**Assigned task:** Given the records below, set each one down again exactly as it reads.

*** Opening Information ***

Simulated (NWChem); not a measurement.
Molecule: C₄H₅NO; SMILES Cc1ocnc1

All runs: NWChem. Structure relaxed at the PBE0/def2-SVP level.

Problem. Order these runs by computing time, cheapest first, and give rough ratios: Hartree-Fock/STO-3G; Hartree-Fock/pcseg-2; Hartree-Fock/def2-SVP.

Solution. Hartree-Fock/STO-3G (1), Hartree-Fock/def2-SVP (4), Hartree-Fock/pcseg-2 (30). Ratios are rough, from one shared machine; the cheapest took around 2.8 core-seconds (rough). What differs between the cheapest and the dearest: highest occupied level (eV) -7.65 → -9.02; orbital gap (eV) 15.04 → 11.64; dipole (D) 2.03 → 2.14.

*** Closing Information ***

**Written answer:**
Simulated (NWChem); not a measurement.
Molecule: C₄H₅NO; SMILES Cc1ocnc1

All runs: NWChem. Structure relaxed at the PBE0/def2-SVP level.

Problem. Order these runs by computing time, cheapest first, and give rough ratios: Hartree-Fock/STO-3G; Hartree-Fock/pcseg-2; Hartree-Fock/def2-SVP.

Solution. Hartree-Fock/STO-3G (1), Hartree-Fock/def2-SVP (4), Hartree-Fock/pcseg-2 (30). Ratios are rough, from one shared machine; the cheapest took around 2.8 core-seconds (rough). What differs between the cheapest and the dearest: highest occupied level (eV) -7.65 → -9.02; orbital gap (eV) 15.04 → 11.64; dipole (D) 2.03 → 2.14.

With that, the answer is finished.